Return all records exactly. Nothing may be added.

● ● ● ● ●

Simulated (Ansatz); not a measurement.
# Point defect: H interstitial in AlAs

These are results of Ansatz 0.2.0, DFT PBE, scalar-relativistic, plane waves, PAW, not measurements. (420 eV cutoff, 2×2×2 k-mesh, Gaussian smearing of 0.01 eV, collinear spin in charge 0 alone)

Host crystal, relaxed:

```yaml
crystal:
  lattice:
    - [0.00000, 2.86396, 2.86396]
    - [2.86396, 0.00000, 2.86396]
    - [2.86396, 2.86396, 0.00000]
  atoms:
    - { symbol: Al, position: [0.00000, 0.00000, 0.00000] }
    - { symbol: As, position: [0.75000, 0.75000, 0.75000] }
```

● ● ● ● ●

(Task response)
Simulated (Ansatz); not a measurement.
# Point defect: H interstitial in AlAs

These are results of Ansatz 0.2.0, DFT PBE, scalar-relativistic, plane waves, PAW, not measurements. (420 eV cutoff, 2×2×2 k-mesh, Gaussian smearing of 0.01 eV, collinear spin in charge 0 alone)

Host crystal, relaxed:

```yaml
crystal:
  lattice:
    - [0.00000, 2.86396, 2.86396]
    - [2.86396, 0.00000, 2.86396]
    - [2.86396, 2.86396, 0.00000]
  atoms:
    - { symbol: Al, position: [0.00000, 0.00000, 0.00000] }
    - { symbol: As, position: [0.75000, 0.75000, 0.75000] }
```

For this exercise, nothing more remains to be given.